EXERCISE: I'd like an exact copy of every line from the start of the entries below through the line containing "Output of a", please.

DATA FOR REVIEW START

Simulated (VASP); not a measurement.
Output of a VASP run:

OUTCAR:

DATA FOR REVIEW END

YOUR SOLUTION:
Simulated (VASP); not a measurement.
Output of a VASP run:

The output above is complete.